Every line from the one with "A: A is the" to the one with "Q: What is the HOMO–LUMO gap?", including those two, is to be copied exactly; all other lines of the entries below are left out.

(Beginning of Records shown)

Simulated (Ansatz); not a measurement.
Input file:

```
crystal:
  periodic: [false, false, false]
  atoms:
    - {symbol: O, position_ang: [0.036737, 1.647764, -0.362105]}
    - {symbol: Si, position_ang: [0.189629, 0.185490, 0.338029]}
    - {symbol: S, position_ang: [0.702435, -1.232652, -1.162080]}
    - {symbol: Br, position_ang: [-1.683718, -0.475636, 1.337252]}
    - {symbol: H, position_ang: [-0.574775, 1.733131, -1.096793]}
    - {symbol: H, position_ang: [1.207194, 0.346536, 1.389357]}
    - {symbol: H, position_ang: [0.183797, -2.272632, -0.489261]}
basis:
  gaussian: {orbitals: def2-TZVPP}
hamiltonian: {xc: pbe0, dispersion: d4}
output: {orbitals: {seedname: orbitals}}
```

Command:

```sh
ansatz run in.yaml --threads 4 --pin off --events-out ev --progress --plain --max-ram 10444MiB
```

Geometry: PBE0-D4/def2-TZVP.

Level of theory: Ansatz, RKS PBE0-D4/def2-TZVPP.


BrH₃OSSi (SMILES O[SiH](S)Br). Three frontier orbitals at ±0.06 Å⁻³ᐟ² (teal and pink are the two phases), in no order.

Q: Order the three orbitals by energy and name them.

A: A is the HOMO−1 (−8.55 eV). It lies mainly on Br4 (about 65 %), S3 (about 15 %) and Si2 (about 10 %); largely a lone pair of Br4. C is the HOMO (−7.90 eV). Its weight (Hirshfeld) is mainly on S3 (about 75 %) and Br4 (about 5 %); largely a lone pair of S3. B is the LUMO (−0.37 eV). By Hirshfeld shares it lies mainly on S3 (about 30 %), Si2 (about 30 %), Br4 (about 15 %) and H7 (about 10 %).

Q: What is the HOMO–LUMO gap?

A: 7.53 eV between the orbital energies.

(End of Records shown)

[Exercise response]
A: A is the HOMO−1 (−8.55 eV). It lies mainly on Br4 (about 65 %), S3 (about 15 %) and Si2 (about 10 %); largely a lone pair of Br4. C is the HOMO (−7.90 eV). Its weight (Hirshfeld) is mainly on S3 (about 75 %) and Br4 (about 5 %); largely a lone pair of S3. B is the LUMO (−0.37 eV). By Hirshfeld shares it lies mainly on S3 (about 30 %), Si2 (about 30 %), Br4 (about 15 %) and H7 (about 10 %).

Q: What is the HOMO–LUMO gap?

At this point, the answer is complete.